## Work item:
This task calls for every line of the material to be output verbatim.

· · · · · · ·
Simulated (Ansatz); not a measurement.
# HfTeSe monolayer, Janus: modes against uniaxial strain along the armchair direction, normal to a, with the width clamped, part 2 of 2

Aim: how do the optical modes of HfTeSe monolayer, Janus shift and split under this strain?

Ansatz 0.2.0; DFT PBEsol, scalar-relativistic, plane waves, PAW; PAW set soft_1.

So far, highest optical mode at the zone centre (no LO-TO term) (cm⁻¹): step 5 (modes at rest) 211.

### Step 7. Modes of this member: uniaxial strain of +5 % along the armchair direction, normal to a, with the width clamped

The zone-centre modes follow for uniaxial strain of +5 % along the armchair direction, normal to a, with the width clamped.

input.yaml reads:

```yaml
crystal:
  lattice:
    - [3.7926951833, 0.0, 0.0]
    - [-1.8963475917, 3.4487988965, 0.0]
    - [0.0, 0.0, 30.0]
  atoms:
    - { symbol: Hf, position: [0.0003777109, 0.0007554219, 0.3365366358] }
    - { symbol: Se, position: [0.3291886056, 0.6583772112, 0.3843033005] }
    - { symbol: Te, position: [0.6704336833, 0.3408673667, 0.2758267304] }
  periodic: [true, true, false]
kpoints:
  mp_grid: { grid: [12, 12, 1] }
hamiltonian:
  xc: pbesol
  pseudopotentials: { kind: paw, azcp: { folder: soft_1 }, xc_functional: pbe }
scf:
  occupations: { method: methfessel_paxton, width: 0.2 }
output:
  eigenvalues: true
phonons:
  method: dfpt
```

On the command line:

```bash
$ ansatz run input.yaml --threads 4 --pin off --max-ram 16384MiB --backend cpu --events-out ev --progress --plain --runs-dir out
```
· · · · · · ·

## Answer box:
Simulated (Ansatz); not a measurement.
# HfTeSe monolayer, Janus: modes against uniaxial strain along the armchair direction, normal to a, with the width clamped, part 2 of 2

Aim: how do the optical modes of HfTeSe monolayer, Janus shift and split under this strain?

Ansatz 0.2.0; DFT PBEsol, scalar-relativistic, plane waves, PAW; PAW set soft_1.

So far, highest optical mode at the zone centre (no LO-TO term) (cm⁻¹): step 5 (modes at rest) 211.

### Step 7. Modes of this member: uniaxial strain of +5 % along the armchair direction, normal to a, with the width clamped

The zone-centre modes follow for uniaxial strain of +5 % along the armchair direction, normal to a, with the width clamped.

input.yaml reads:

```yaml
crystal:
  lattice:
    - [3.7926951833, 0.0, 0.0]
    - [-1.8963475917, 3.4487988965, 0.0]
    - [0.0, 0.0, 30.0]
  atoms:
    - { symbol: Hf, position: [0.0003777109, 0.0007554219, 0.3365366358] }
    - { symbol: Se, position: [0.3291886056, 0.6583772112, 0.3843033005] }
    - { symbol: Te, position: [0.6704336833, 0.3408673667, 0.2758267304] }
  periodic: [true, true, false]
kpoints:
  mp_grid: { grid: [12, 12, 1] }
hamiltonian:
  xc: pbesol
  pseudopotentials: { kind: paw, azcp: { folder: soft_1 }, xc_functional: pbe }
scf:
  occupations: { method: methfessel_paxton, width: 0.2 }
output:
  eigenvalues: true
phonons:
  method: dfpt
```

On the command line:

```bash
$ ansatz run input.yaml --threads 4 --pin off --max-ram 16384MiB --backend cpu --events-out ev --progress --plain --runs-dir out
```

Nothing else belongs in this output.